- **WORK REQUEST**:
Once you find the line with "Computed with Ansatz" in the data that follows, repeat it and every line after it exactly, through the line with "Question: These unrelaxed".

Start of STUDY MATERIAL

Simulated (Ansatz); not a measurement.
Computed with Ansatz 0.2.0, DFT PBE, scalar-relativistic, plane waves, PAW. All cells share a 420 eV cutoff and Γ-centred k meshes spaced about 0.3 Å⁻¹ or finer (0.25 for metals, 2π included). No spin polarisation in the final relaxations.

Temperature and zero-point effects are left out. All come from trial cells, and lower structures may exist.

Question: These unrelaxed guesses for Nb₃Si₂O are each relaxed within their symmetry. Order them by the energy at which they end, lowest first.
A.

End of STUDY MATERIAL

- **TASK SOLUTION**:
Computed with Ansatz 0.2.0, DFT PBE, scalar-relativistic, plane waves, PAW. All cells share a 420 eV cutoff and Γ-centred k meshes spaced about 0.3 Å⁻¹ or finer (0.25 for metals, 2π included). No spin polarisation in the final relaxations.

Temperature and zero-point effects are left out. All come from trial cells, and lower structures may exist.

Question: These unrelaxed guesses for Nb₃Si₂O are each relaxed within their symmetry. Order them by the energy at which they end, lowest first.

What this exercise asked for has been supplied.